Only the lines from the start of the material through the line containing "The reference is 15×15×15" are to be extracted, exactly as they appear.

----------

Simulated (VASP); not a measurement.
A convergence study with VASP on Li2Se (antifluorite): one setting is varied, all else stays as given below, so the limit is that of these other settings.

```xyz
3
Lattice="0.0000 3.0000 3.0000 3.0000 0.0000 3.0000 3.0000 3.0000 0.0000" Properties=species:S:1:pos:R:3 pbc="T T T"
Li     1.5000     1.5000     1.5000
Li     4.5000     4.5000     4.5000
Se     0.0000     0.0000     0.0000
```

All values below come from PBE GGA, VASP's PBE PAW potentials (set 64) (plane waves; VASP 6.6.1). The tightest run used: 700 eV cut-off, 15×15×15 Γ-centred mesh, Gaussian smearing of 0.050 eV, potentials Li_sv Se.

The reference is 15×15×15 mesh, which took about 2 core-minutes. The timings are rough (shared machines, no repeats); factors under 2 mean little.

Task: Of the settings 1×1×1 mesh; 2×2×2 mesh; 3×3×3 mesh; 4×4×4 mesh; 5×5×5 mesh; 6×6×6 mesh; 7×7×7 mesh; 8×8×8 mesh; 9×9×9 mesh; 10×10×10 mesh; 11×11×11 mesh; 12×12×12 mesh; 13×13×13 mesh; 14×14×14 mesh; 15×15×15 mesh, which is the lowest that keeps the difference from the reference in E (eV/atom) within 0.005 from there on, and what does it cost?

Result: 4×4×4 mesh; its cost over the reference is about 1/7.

----------

Response area:
Simulated (VASP); not a measurement.
A convergence study with VASP on Li2Se (antifluorite): one setting is varied, all else stays as given below, so the limit is that of these other settings.

```xyz
3
Lattice="0.0000 3.0000 3.0000 3.0000 0.0000 3.0000 3.0000 3.0000 0.0000" Properties=species:S:1:pos:R:3 pbc="T T T"
Li     1.5000     1.5000     1.5000
Li     4.5000     4.5000     4.5000
Se     0.0000     0.0000     0.0000
```

All values below come from PBE GGA, VASP's PBE PAW potentials (set 64) (plane waves; VASP 6.6.1). The tightest run used: 700 eV cut-off, 15×15×15 Γ-centred mesh, Gaussian smearing of 0.050 eV, potentials Li_sv Se.

The reference is 15×15×15 mesh, which took about 2 core-minutes. The timings are rough (shared machines, no repeats); factors under 2 mean little.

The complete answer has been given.